Copy out exactly the lines from the first line of the material below through the line containing "This level leaves", and nothing beyond them.

····················
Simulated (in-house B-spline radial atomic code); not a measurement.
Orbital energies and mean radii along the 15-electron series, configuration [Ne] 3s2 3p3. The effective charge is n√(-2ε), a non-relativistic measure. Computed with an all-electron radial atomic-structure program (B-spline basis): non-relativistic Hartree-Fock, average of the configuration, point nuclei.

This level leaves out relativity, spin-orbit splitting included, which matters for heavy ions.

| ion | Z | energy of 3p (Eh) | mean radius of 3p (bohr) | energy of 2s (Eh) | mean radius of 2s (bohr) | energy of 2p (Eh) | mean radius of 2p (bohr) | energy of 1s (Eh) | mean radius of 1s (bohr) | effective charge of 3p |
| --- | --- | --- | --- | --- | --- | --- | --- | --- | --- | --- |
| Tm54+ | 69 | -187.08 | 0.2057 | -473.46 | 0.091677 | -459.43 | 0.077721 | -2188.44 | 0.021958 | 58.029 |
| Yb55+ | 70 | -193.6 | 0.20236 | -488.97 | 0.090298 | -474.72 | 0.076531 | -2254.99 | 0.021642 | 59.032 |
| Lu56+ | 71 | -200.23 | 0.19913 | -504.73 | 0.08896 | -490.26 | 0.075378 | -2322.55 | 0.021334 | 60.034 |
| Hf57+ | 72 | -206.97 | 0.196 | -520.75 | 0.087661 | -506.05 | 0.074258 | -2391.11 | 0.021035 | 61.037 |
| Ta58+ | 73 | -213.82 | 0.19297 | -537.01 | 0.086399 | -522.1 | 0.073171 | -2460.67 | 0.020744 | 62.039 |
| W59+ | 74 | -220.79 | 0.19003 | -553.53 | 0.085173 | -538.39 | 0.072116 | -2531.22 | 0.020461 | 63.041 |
····················

● Task output:
Simulated (in-house B-spline radial atomic code); not a measurement.
Orbital energies and mean radii along the 15-electron series, configuration [Ne] 3s2 3p3. The effective charge is n√(-2ε), a non-relativistic measure. Computed with an all-electron radial atomic-structure program (B-spline basis): non-relativistic Hartree-Fock, average of the configuration, point nuclei.

This level leaves out relativity, spin-orbit splitting included, which matters for heavy ions.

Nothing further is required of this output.